- [TASK ITEM] The whole listing is to be repeated exactly. Add nothing.

- [DATA UNDER STUDY]
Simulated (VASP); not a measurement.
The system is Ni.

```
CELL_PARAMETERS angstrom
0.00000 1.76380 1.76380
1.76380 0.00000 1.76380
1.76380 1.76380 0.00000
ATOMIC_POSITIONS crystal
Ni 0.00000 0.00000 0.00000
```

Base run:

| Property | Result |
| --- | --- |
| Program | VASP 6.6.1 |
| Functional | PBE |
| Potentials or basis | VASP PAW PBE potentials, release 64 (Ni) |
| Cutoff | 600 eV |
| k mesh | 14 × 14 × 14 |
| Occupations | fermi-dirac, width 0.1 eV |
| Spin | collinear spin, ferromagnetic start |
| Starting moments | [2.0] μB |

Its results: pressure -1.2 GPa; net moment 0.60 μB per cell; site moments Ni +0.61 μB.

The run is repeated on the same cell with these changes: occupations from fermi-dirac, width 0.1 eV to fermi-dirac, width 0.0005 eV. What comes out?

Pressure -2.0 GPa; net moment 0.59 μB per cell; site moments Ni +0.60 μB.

- [YOUR RESPONSE]
Simulated (VASP); not a measurement.
The system is Ni.

```
CELL_PARAMETERS angstrom
0.00000 1.76380 1.76380
1.76380 0.00000 1.76380
1.76380 1.76380 0.00000
ATOMIC_POSITIONS crystal
Ni 0.00000 0.00000 0.00000
```

Base run:

| Property | Result |
| --- | --- |
| Program | VASP 6.6.1 |
| Functional | PBE |
| Potentials or basis | VASP PAW PBE potentials, release 64 (Ni) |
| Cutoff | 600 eV |
| k mesh | 14 × 14 × 14 |
| Occupations | fermi-dirac, width 0.1 eV |
| Spin | collinear spin, ferromagnetic start |
| Starting moments | [2.0] μB |

Its results: pressure -1.2 GPa; net moment 0.60 μB per cell; site moments Ni +0.61 μB.

The run is repeated on the same cell with these changes: occupations from fermi-dirac, width 0.1 eV to fermi-dirac, width 0.0005 eV. What comes out?

Pressure -2.0 GPa; net moment 0.59 μB per cell; site moments Ni +0.60 μB.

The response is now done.